-*-
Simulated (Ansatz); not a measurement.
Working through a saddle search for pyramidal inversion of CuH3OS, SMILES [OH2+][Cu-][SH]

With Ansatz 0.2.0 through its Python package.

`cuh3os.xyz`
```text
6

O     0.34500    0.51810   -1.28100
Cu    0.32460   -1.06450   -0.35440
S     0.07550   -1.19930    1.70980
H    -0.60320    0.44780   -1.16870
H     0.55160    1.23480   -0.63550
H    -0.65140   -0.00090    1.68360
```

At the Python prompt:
-*-

Work task:
Take the entries above and transcribe them exactly as they stand.

Task answer:
Simulated (Ansatz); not a measurement.
Working through a saddle search for pyramidal inversion of CuH3OS, SMILES [OH2+][Cu-][SH]

With Ansatz 0.2.0 through its Python package.

`cuh3os.xyz`
```text
6

O     0.34500    0.51810   -1.28100
Cu    0.32460   -1.06450   -0.35440
S     0.07550   -1.19930    1.70980
H    -0.60320    0.44780   -1.16870
H     0.55160    1.23480   -0.63550
H    -0.65140   -0.00090    1.68360
```

At the Python prompt:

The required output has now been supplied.